== Segment start ==

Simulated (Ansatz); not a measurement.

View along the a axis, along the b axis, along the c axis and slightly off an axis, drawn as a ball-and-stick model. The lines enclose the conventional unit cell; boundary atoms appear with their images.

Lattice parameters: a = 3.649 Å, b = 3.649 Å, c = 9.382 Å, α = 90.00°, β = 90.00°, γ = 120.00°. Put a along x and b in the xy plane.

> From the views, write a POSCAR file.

== Segment end ==

- _Assignment_: Retype the listing. Match it exactly.

- _Task response_:
Simulated (Ansatz); not a measurement.

View along the a axis, along the b axis, along the c axis and slightly off an axis, drawn as a ball-and-stick model. The lines enclose the conventional unit cell; boundary atoms appear with their images.

Lattice parameters: a = 3.649 Å, b = 3.649 Å, c = 9.382 Å, α = 90.00°, β = 90.00°, γ = 120.00°. Put a along x and b in the xy plane.

> From the views, write a POSCAR file.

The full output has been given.